### SUPPLIED INFORMATION:
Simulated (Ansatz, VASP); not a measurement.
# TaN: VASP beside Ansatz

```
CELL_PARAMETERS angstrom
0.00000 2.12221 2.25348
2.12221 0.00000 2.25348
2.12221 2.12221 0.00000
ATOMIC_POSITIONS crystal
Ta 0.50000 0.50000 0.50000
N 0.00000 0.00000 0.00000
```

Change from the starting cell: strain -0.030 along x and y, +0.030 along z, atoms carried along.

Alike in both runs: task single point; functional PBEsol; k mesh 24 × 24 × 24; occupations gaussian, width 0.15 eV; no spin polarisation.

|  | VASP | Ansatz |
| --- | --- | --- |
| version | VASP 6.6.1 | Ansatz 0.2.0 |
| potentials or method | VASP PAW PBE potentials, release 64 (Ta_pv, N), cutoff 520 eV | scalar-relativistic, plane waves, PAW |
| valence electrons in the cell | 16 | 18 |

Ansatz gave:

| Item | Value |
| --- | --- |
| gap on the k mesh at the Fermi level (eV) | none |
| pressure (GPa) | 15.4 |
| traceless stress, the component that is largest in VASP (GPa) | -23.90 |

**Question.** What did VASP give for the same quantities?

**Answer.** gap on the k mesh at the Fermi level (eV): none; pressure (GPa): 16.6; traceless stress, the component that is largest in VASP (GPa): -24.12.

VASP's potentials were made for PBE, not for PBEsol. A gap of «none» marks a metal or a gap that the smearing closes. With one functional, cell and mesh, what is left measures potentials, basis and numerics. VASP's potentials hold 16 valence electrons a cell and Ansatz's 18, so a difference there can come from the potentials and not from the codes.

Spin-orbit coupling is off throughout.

### BRIEF:
Give every line above again, word for word.

### EXERCISE ANSWER:
Simulated (Ansatz, VASP); not a measurement.
# TaN: VASP beside Ansatz

```
CELL_PARAMETERS angstrom
0.00000 2.12221 2.25348
2.12221 0.00000 2.25348
2.12221 2.12221 0.00000
ATOMIC_POSITIONS crystal
Ta 0.50000 0.50000 0.50000
N 0.00000 0.00000 0.00000
```

Change from the starting cell: strain -0.030 along x and y, +0.030 along z, atoms carried along.

Alike in both runs: task single point; functional PBEsol; k mesh 24 × 24 × 24; occupations gaussian, width 0.15 eV; no spin polarisation.

|  | VASP | Ansatz |
| --- | --- | --- |
| version | VASP 6.6.1 | Ansatz 0.2.0 |
| potentials or method | VASP PAW PBE potentials, release 64 (Ta_pv, N), cutoff 520 eV | scalar-relativistic, plane waves, PAW |
| valence electrons in the cell | 16 | 18 |

Ansatz gave:

| Item | Value |
| --- | --- |
| gap on the k mesh at the Fermi level (eV) | none |
| pressure (GPa) | 15.4 |
| traceless stress, the component that is largest in VASP (GPa) | -23.90 |

**Question.** What did VASP give for the same quantities?

**Answer.** gap on the k mesh at the Fermi level (eV): none; pressure (GPa): 16.6; traceless stress, the component that is largest in VASP (GPa): -24.12.

VASP's potentials were made for PBE, not for PBEsol. A gap of «none» marks a metal or a gap that the smearing closes. With one functional, cell and mesh, what is left measures potentials, basis and numerics. VASP's potentials hold 16 valence electrons a cell and Ansatz's 18, so a difference there can come from the potentials and not from the codes.

Spin-orbit coupling is off throughout.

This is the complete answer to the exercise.